**WORK REQUEST**
Transcribe the records below line by line, exactly as they read.

**INPUT DATA**
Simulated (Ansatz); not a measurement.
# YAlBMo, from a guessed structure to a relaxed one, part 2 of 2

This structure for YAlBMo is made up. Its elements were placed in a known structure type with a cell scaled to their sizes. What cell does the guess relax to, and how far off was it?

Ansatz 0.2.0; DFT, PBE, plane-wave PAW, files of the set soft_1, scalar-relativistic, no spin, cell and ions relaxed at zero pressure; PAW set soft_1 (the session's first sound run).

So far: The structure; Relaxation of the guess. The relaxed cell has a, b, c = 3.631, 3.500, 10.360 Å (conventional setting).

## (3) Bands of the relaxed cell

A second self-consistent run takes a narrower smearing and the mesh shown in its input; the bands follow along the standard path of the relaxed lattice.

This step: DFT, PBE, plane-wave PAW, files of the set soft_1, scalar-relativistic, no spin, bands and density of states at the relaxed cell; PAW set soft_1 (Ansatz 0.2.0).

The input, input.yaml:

**TASK ANSWER**
Simulated (Ansatz); not a measurement.
# YAlBMo, from a guessed structure to a relaxed one, part 2 of 2

This structure for YAlBMo is made up. Its elements were placed in a known structure type with a cell scaled to their sizes. What cell does the guess relax to, and how far off was it?

Ansatz 0.2.0; DFT, PBE, plane-wave PAW, files of the set soft_1, scalar-relativistic, no spin, cell and ions relaxed at zero pressure; PAW set soft_1 (the session's first sound run).

So far: The structure; Relaxation of the guess. The relaxed cell has a, b, c = 3.631, 3.500, 10.360 Å (conventional setting).

## (3) Bands of the relaxed cell

A second self-consistent run takes a narrower smearing and the mesh shown in its input; the bands follow along the standard path of the relaxed lattice.

This step: DFT, PBE, plane-wave PAW, files of the set soft_1, scalar-relativistic, no spin, bands and density of states at the relaxed cell; PAW set soft_1 (Ansatz 0.2.0).

The input, input.yaml:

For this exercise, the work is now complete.